▸ Extracted material:
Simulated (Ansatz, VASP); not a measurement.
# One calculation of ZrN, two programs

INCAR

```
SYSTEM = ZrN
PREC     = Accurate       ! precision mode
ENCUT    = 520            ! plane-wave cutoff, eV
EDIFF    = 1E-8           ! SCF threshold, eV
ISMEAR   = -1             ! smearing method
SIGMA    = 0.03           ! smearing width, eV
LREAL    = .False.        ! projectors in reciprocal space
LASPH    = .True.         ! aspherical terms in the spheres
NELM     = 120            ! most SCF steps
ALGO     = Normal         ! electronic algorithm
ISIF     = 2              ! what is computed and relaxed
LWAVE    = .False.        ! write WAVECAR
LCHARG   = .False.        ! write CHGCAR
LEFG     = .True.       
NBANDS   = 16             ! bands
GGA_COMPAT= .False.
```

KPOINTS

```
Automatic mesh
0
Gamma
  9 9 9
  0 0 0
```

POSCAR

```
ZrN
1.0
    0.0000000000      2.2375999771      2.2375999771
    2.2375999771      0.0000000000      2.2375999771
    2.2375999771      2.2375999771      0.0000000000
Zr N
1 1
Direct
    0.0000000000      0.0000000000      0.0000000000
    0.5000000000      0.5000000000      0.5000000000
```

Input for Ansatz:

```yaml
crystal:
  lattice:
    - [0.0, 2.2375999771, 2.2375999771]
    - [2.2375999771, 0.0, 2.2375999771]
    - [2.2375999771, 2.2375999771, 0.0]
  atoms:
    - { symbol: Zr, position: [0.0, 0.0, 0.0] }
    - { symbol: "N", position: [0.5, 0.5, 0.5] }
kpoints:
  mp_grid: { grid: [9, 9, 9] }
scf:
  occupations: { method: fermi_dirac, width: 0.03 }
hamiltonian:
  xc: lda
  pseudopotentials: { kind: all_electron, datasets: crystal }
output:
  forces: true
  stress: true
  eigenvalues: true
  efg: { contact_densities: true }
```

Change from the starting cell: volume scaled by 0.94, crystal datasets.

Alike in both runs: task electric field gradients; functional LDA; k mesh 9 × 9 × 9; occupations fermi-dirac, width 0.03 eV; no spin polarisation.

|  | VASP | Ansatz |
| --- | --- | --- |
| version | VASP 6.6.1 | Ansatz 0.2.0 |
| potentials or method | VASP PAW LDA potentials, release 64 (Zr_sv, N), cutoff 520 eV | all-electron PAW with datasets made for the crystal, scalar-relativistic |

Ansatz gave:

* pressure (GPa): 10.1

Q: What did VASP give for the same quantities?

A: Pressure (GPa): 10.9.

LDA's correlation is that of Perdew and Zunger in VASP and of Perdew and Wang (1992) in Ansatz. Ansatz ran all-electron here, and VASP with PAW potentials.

▸ Work item:
Using the records above, output exactly the lines from the first through the line that contains "A: Pressure (GPa): 10.9.", with both of those included.

▸ Your response:
Simulated (Ansatz, VASP); not a measurement.
# One calculation of ZrN, two programs

INCAR

```
SYSTEM = ZrN
PREC     = Accurate       ! precision mode
ENCUT    = 520            ! plane-wave cutoff, eV
EDIFF    = 1E-8           ! SCF threshold, eV
ISMEAR   = -1             ! smearing method
SIGMA    = 0.03           ! smearing width, eV
LREAL    = .False.        ! projectors in reciprocal space
LASPH    = .True.         ! aspherical terms in the spheres
NELM     = 120            ! most SCF steps
ALGO     = Normal         ! electronic algorithm
ISIF     = 2              ! what is computed and relaxed
LWAVE    = .False.        ! write WAVECAR
LCHARG   = .False.        ! write CHGCAR
LEFG     = .True.       
NBANDS   = 16             ! bands
GGA_COMPAT= .False.
```

KPOINTS

```
Automatic mesh
0
Gamma
  9 9 9
  0 0 0
```

POSCAR

```
ZrN
1.0
    0.0000000000      2.2375999771      2.2375999771
    2.2375999771      0.0000000000      2.2375999771
    2.2375999771      2.2375999771      0.0000000000
Zr N
1 1
Direct
    0.0000000000      0.0000000000      0.0000000000
    0.5000000000      0.5000000000      0.5000000000
```

Input for Ansatz:

```yaml
crystal:
  lattice:
    - [0.0, 2.2375999771, 2.2375999771]
    - [2.2375999771, 0.0, 2.2375999771]
    - [2.2375999771, 2.2375999771, 0.0]
  atoms:
    - { symbol: Zr, position: [0.0, 0.0, 0.0] }
    - { symbol: "N", position: [0.5, 0.5, 0.5] }
kpoints:
  mp_grid: { grid: [9, 9, 9] }
scf:
  occupations: { method: fermi_dirac, width: 0.03 }
hamiltonian:
  xc: lda
  pseudopotentials: { kind: all_electron, datasets: crystal }
output:
  forces: true
  stress: true
  eigenvalues: true
  efg: { contact_densities: true }
```

Change from the starting cell: volume scaled by 0.94, crystal datasets.

Alike in both runs: task electric field gradients; functional LDA; k mesh 9 × 9 × 9; occupations fermi-dirac, width 0.03 eV; no spin polarisation.

|  | VASP | Ansatz |
| --- | --- | --- |
| version | VASP 6.6.1 | Ansatz 0.2.0 |
| potentials or method | VASP PAW LDA potentials, release 64 (Zr_sv, N), cutoff 520 eV | all-electron PAW with datasets made for the crystal, scalar-relativistic |

Ansatz gave:

* pressure (GPa): 10.1

Q: What did VASP give for the same quantities?

A: Pressure (GPa): 10.9.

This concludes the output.